:: Brief ::
Each line of the material must appear again in the answer, exactly.

[Material supplied Boundary: Start]

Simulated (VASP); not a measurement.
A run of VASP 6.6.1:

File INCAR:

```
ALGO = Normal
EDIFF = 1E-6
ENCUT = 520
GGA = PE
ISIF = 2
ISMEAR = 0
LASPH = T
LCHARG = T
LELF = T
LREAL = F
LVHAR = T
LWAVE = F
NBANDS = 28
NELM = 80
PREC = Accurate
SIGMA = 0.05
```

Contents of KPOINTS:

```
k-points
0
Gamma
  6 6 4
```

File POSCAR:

[Material supplied Boundary: End]

:: Written answer ::
Simulated (VASP); not a measurement.
A run of VASP 6.6.1:

File INCAR:

```
ALGO = Normal
EDIFF = 1E-6
ENCUT = 520
GGA = PE
ISIF = 2
ISMEAR = 0
LASPH = T
LCHARG = T
LELF = T
LREAL = F
LVHAR = T
LWAVE = F
NBANDS = 28
NELM = 80
PREC = Accurate
SIGMA = 0.05
```

Contents of KPOINTS:

```
k-points
0
Gamma
  6 6 4
```

File POSCAR:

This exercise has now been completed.